★ ★ ★

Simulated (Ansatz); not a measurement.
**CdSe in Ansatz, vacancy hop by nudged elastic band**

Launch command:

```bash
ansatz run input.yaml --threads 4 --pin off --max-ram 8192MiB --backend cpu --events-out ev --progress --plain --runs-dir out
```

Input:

★ ★ ★

WORK INSTRUCTION → Give back the records above, character for character.

RESULT →
Simulated (Ansatz); not a measurement.
**CdSe in Ansatz, vacancy hop by nudged elastic band**

Launch command:

```bash
ansatz run input.yaml --threads 4 --pin off --max-ram 8192MiB --backend cpu --events-out ev --progress --plain --runs-dir out
```

Input:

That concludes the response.